**Assigned task:**
Write back each entry precisely as it is given.

**Dataset records:**
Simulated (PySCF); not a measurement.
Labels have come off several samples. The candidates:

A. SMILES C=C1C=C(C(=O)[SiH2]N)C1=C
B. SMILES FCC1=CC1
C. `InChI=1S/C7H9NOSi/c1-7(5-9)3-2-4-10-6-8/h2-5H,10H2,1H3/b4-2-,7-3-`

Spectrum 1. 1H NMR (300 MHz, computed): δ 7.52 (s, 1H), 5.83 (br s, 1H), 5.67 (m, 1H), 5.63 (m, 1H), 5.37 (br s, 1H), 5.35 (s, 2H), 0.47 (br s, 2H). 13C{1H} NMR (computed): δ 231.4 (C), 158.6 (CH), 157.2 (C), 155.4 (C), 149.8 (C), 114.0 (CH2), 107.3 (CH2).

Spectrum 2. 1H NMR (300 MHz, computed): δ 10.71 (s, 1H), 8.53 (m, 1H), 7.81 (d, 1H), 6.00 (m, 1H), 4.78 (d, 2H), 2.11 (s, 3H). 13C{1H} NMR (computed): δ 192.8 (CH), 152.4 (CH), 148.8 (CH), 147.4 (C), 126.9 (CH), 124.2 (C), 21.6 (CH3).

**Answer section:**
Simulated (PySCF); not a measurement.
Labels have come off several samples. The candidates:

A. SMILES C=C1C=C(C(=O)[SiH2]N)C1=C
B. SMILES FCC1=CC1
C. `InChI=1S/C7H9NOSi/c1-7(5-9)3-2-4-10-6-8/h2-5H,10H2,1H3/b4-2-,7-3-`

Spectrum 1. 1H NMR (300 MHz, computed): δ 7.52 (s, 1H), 5.83 (br s, 1H), 5.67 (m, 1H), 5.63 (m, 1H), 5.37 (br s, 1H), 5.35 (s, 2H), 0.47 (br s, 2H). 13C{1H} NMR (computed): δ 231.4 (C), 158.6 (CH), 157.2 (C), 155.4 (C), 149.8 (C), 114.0 (CH2), 107.3 (CH2).

Spectrum 2. 1H NMR (300 MHz, computed): δ 10.71 (s, 1H), 8.53 (m, 1H), 7.81 (d, 1H), 6.00 (m, 1H), 4.78 (d, 2H), 2.11 (s, 3H). 13C{1H} NMR (computed): δ 192.8 (CH), 152.4 (CH), 148.8 (CH), 147.4 (C), 126.9 (CH), 124.2 (C), 21.6 (CH3).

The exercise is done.